▶ _Given information_:
-------------------------
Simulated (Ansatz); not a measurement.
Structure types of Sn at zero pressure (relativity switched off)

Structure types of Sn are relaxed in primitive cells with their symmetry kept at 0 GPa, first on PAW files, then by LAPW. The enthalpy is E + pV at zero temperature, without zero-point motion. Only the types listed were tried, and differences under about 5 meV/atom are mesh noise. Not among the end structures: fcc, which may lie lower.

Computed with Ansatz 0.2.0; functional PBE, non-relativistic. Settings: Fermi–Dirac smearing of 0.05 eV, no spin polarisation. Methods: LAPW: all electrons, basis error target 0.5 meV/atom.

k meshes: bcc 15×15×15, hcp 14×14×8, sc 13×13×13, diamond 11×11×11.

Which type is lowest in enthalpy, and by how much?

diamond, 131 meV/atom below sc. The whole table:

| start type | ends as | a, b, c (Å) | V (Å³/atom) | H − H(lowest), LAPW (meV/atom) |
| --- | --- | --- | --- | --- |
-------------------------

▶ _Work task_: A word-for-word copy of the lines above from the one with "Structure types of Sn at" through the one with "LAPW (meV/atom) |", inclusive, is the only output wanted.

▶ _Exercise solution_:
Structure types of Sn at zero pressure (relativity switched off)

Structure types of Sn are relaxed in primitive cells with their symmetry kept at 0 GPa, first on PAW files, then by LAPW. The enthalpy is E + pV at zero temperature, without zero-point motion. Only the types listed were tried, and differences under about 5 meV/atom are mesh noise. Not among the end structures: fcc, which may lie lower.

Computed with Ansatz 0.2.0; functional PBE, non-relativistic. Settings: Fermi–Dirac smearing of 0.05 eV, no spin polarisation. Methods: LAPW: all electrons, basis error target 0.5 meV/atom.

k meshes: bcc 15×15×15, hcp 14×14×8, sc 13×13×13, diamond 11×11×11.

Which type is lowest in enthalpy, and by how much?

diamond, 131 meV/atom below sc. The whole table:

| start type | ends as | a, b, c (Å) | V (Å³/atom) | H − H(lowest), LAPW (meV/atom) |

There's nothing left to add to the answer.